DATA FOR ANALYSIS ::
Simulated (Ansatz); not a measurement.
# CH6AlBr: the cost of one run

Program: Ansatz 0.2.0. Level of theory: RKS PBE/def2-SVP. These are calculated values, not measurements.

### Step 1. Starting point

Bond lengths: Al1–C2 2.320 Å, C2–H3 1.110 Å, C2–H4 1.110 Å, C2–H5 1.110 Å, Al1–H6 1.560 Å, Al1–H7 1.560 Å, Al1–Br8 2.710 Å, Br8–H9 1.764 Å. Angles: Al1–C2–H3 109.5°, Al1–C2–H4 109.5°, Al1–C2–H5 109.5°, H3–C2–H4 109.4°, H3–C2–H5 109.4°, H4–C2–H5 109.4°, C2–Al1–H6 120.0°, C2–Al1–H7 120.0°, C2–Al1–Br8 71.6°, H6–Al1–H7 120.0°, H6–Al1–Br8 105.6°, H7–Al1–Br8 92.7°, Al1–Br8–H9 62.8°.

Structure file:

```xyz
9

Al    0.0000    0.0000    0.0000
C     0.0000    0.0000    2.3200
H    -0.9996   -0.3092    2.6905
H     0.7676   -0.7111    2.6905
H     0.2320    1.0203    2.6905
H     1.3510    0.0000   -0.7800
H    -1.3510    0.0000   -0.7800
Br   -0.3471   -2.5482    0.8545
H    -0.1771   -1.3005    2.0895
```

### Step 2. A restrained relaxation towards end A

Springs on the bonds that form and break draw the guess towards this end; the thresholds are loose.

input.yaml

ACTION ITEM ::
Please return the entire listing, unchanged.

RESPONSE BOX ::
Simulated (Ansatz); not a measurement.
# CH6AlBr: the cost of one run

Program: Ansatz 0.2.0. Level of theory: RKS PBE/def2-SVP. These are calculated values, not measurements.

### Step 1. Starting point

Bond lengths: Al1–C2 2.320 Å, C2–H3 1.110 Å, C2–H4 1.110 Å, C2–H5 1.110 Å, Al1–H6 1.560 Å, Al1–H7 1.560 Å, Al1–Br8 2.710 Å, Br8–H9 1.764 Å. Angles: Al1–C2–H3 109.5°, Al1–C2–H4 109.5°, Al1–C2–H5 109.5°, H3–C2–H4 109.4°, H3–C2–H5 109.4°, H4–C2–H5 109.4°, C2–Al1–H6 120.0°, C2–Al1–H7 120.0°, C2–Al1–Br8 71.6°, H6–Al1–H7 120.0°, H6–Al1–Br8 105.6°, H7–Al1–Br8 92.7°, Al1–Br8–H9 62.8°.

Structure file:

```xyz
9

Al    0.0000    0.0000    0.0000
C     0.0000    0.0000    2.3200
H    -0.9996   -0.3092    2.6905
H     0.7676   -0.7111    2.6905
H     0.2320    1.0203    2.6905
H     1.3510    0.0000   -0.7800
H    -1.3510    0.0000   -0.7800
Br   -0.3471   -2.5482    0.8545
H    -0.1771   -1.3005    2.0895
```

### Step 2. A restrained relaxation towards end A

Springs on the bonds that form and break draw the guess towards this end; the thresholds are loose.

input.yaml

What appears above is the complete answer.